> **Work instruction**
Set the listing down again, exactly as it stands below.

> **Exercise data**
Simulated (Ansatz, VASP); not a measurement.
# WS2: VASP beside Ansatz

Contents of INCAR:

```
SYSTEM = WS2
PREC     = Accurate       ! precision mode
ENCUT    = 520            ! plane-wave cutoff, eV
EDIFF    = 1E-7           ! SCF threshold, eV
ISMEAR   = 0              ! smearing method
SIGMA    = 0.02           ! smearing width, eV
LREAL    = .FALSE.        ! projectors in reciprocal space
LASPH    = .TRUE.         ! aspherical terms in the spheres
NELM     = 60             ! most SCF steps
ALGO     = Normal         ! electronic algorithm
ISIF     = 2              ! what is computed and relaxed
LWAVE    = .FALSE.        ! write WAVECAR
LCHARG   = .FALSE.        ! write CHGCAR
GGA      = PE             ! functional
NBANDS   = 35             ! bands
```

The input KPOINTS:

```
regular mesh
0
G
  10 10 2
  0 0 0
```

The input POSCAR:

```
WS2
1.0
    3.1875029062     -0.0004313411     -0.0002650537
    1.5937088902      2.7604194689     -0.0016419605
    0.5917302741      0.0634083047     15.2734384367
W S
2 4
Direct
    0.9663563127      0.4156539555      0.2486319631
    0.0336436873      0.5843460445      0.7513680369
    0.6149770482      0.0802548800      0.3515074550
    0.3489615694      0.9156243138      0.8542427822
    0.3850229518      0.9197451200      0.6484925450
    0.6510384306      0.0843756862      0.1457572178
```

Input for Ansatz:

> **Written reply**
Simulated (Ansatz, VASP); not a measurement.
# WS2: VASP beside Ansatz

Contents of INCAR:

```
SYSTEM = WS2
PREC     = Accurate       ! precision mode
ENCUT    = 520            ! plane-wave cutoff, eV
EDIFF    = 1E-7           ! SCF threshold, eV
ISMEAR   = 0              ! smearing method
SIGMA    = 0.02           ! smearing width, eV
LREAL    = .FALSE.        ! projectors in reciprocal space
LASPH    = .TRUE.         ! aspherical terms in the spheres
NELM     = 60             ! most SCF steps
ALGO     = Normal         ! electronic algorithm
ISIF     = 2              ! what is computed and relaxed
LWAVE    = .FALSE.        ! write WAVECAR
LCHARG   = .FALSE.        ! write CHGCAR
GGA      = PE             ! functional
NBANDS   = 35             ! bands
```

The input KPOINTS:

```
regular mesh
0
G
  10 10 2
  0 0 0
```

The input POSCAR:

```
WS2
1.0
    3.1875029062     -0.0004313411     -0.0002650537
    1.5937088902      2.7604194689     -0.0016419605
    0.5917302741      0.0634083047     15.2734384367
W S
2 4
Direct
    0.9663563127      0.4156539555      0.2486319631
    0.0336436873      0.5843460445      0.7513680369
    0.6149770482      0.0802548800      0.3515074550
    0.3489615694      0.9156243138      0.8542427822
    0.3850229518      0.9197451200      0.6484925450
    0.6510384306      0.0843756862      0.1457572178
```

Input for Ansatz:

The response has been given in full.